▸ **Work request**: From the first line to the last, write out the data below exactly.

▸ **Excerpted records**:
- - -
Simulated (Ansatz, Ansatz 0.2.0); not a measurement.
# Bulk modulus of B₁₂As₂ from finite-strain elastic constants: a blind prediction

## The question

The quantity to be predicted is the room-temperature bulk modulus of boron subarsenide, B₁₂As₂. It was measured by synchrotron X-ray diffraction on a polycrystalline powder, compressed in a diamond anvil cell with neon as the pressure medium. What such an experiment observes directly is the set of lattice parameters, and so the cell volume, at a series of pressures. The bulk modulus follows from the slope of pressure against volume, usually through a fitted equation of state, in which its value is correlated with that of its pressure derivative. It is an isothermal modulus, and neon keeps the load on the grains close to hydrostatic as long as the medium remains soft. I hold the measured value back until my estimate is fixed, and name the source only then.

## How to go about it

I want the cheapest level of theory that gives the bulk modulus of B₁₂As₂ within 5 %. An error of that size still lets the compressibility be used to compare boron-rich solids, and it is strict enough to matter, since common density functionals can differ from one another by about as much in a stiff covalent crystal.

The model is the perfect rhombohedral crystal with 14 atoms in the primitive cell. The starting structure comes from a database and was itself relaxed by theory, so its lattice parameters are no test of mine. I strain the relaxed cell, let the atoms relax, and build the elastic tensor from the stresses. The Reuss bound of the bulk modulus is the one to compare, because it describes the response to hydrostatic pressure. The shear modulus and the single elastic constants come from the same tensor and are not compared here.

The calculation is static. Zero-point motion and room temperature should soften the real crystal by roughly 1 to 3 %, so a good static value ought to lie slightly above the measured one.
- - -

▸ **Response**:
Simulated (Ansatz, Ansatz 0.2.0); not a measurement.
# Bulk modulus of B₁₂As₂ from finite-strain elastic constants: a blind prediction

## The question

The quantity to be predicted is the room-temperature bulk modulus of boron subarsenide, B₁₂As₂. It was measured by synchrotron X-ray diffraction on a polycrystalline powder, compressed in a diamond anvil cell with neon as the pressure medium. What such an experiment observes directly is the set of lattice parameters, and so the cell volume, at a series of pressures. The bulk modulus follows from the slope of pressure against volume, usually through a fitted equation of state, in which its value is correlated with that of its pressure derivative. It is an isothermal modulus, and neon keeps the load on the grains close to hydrostatic as long as the medium remains soft. I hold the measured value back until my estimate is fixed, and name the source only then.

## How to go about it

I want the cheapest level of theory that gives the bulk modulus of B₁₂As₂ within 5 %. An error of that size still lets the compressibility be used to compare boron-rich solids, and it is strict enough to matter, since common density functionals can differ from one another by about as much in a stiff covalent crystal.

The model is the perfect rhombohedral crystal with 14 atoms in the primitive cell. The starting structure comes from a database and was itself relaxed by theory, so its lattice parameters are no test of mine. I strain the relaxed cell, let the atoms relax, and build the elastic tensor from the stresses. The Reuss bound of the bulk modulus is the one to compare, because it describes the response to hydrostatic pressure. The shear modulus and the single elastic constants come from the same tensor and are not compared here.

The calculation is static. Zero-point motion and room temperature should soften the real crystal by roughly 1 to 3 %, so a good static value ought to lie slightly above the measured one.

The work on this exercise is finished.